» **Information**
_ _ _ _ _

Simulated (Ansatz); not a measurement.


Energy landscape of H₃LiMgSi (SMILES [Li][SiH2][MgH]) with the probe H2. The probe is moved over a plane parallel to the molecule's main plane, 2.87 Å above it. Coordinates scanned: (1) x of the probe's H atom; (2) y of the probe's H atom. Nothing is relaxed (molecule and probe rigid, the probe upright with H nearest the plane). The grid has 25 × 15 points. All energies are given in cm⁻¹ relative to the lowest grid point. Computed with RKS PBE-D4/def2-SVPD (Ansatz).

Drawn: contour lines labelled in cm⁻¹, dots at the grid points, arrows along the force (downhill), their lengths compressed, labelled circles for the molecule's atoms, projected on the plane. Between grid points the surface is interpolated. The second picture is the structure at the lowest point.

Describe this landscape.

_ _ _ _ _

» **Work task**
Could you copy out the data in full, exactly as it is written?

» **Response area**
Simulated (Ansatz); not a measurement.


Energy landscape of H₃LiMgSi (SMILES [Li][SiH2][MgH]) with the probe H2. The probe is moved over a plane parallel to the molecule's main plane, 2.87 Å above it. Coordinates scanned: (1) x of the probe's H atom; (2) y of the probe's H atom. Nothing is relaxed (molecule and probe rigid, the probe upright with H nearest the plane). The grid has 25 × 15 points. All energies are given in cm⁻¹ relative to the lowest grid point. Computed with RKS PBE-D4/def2-SVPD (Ansatz).

Drawn: contour lines labelled in cm⁻¹, dots at the grid points, arrows along the force (downhill), their lengths compressed, labelled circles for the molecule's atoms, projected on the plane. Between grid points the surface is interpolated. The second picture is the structure at the lowest point.

Describe this landscape.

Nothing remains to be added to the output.